----- Data extracts

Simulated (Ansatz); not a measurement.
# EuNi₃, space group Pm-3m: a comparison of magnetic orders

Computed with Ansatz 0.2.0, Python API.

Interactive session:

----------

Work item: Every line from the start of the material above through the line that contains "Computed with Ansatz 0.2.0, Python API." must be written out exactly, with both ends included.

Answer box:
Simulated (Ansatz); not a measurement.
# EuNi₃, space group Pm-3m: a comparison of magnetic orders

Computed with Ansatz 0.2.0, Python API.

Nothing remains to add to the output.